Work item: The entries follow. Print each one exactly.

Entries provided:
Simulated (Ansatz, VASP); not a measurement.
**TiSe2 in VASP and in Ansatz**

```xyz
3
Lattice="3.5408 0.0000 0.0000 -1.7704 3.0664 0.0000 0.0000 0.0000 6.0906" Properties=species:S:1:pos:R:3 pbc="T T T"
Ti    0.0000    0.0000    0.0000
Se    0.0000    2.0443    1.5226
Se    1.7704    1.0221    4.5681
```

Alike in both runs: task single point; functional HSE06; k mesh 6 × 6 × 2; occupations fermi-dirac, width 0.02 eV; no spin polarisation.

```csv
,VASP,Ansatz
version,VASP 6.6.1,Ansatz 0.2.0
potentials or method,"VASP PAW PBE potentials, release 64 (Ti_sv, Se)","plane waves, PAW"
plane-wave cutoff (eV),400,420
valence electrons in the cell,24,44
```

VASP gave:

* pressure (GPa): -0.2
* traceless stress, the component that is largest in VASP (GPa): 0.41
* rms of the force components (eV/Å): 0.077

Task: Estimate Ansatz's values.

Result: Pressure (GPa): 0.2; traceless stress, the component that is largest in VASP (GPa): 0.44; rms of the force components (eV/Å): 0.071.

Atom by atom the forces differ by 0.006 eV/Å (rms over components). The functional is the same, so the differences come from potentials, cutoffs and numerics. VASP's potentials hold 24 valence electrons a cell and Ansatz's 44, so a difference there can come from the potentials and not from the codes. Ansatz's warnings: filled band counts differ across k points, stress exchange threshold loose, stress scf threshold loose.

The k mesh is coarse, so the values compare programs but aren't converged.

Exercise output:
Simulated (Ansatz, VASP); not a measurement.
**TiSe2 in VASP and in Ansatz**

```xyz
3
Lattice="3.5408 0.0000 0.0000 -1.7704 3.0664 0.0000 0.0000 0.0000 6.0906" Properties=species:S:1:pos:R:3 pbc="T T T"
Ti    0.0000    0.0000    0.0000
Se    0.0000    2.0443    1.5226
Se    1.7704    1.0221    4.5681
```

Alike in both runs: task single point; functional HSE06; k mesh 6 × 6 × 2; occupations fermi-dirac, width 0.02 eV; no spin polarisation.

```csv
,VASP,Ansatz
version,VASP 6.6.1,Ansatz 0.2.0
potentials or method,"VASP PAW PBE potentials, release 64 (Ti_sv, Se)","plane waves, PAW"
plane-wave cutoff (eV),400,420
valence electrons in the cell,24,44
```

VASP gave:

* pressure (GPa): -0.2
* traceless stress, the component that is largest in VASP (GPa): 0.41
* rms of the force components (eV/Å): 0.077

Task: Estimate Ansatz's values.

Result: Pressure (GPa): 0.2; traceless stress, the component that is largest in VASP (GPa): 0.44; rms of the force components (eV/Å): 0.071.

Atom by atom the forces differ by 0.006 eV/Å (rms over components). The functional is the same, so the differences come from potentials, cutoffs and numerics. VASP's potentials hold 24 valence electrons a cell and Ansatz's 44, so a difference there can come from the potentials and not from the codes. Ansatz's warnings: filled band counts differ across k points, stress exchange threshold loose, stress scf threshold loose.

The k mesh is coarse, so the values compare programs but aren't converged.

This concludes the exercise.